#####
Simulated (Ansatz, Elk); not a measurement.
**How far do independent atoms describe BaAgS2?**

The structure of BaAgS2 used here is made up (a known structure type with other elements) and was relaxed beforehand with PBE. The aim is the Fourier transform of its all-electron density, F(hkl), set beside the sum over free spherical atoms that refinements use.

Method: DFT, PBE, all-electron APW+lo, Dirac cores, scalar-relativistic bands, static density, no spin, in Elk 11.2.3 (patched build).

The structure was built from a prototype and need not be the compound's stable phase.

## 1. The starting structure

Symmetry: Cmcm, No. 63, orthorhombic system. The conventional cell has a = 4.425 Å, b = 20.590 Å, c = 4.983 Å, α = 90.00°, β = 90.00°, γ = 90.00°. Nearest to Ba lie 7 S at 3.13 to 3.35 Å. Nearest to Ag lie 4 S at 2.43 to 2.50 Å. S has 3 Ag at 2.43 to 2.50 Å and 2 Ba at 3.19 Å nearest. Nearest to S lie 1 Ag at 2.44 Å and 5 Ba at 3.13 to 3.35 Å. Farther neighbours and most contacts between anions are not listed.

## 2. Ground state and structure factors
#####

**WORK ORDER**
All that is wanted is the run of lines from the start of the data through the line containing "atoms describe BaAgS2?**", copied word for word.

**YOUR RESPONSE**
Simulated (Ansatz, Elk); not a measurement.
**How far do independent atoms describe BaAgS2?**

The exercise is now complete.